> [THE DATA]
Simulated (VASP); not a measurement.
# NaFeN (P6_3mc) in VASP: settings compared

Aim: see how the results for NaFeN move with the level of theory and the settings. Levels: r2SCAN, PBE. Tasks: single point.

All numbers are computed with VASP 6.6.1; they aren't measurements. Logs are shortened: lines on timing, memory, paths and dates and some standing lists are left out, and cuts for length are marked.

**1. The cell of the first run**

> [WORK INSTRUCTION] I would like the records restated exactly, with every line intact.

> [WRITTEN REPLY]
Simulated (VASP); not a measurement.
# NaFeN (P6_3mc) in VASP: settings compared

Aim: see how the results for NaFeN move with the level of theory and the settings. Levels: r2SCAN, PBE. Tasks: single point.

All numbers are computed with VASP 6.6.1; they aren't measurements. Logs are shortened: lines on timing, memory, paths and dates and some standing lists are left out, and cuts for length are marked.

**1. The cell of the first run**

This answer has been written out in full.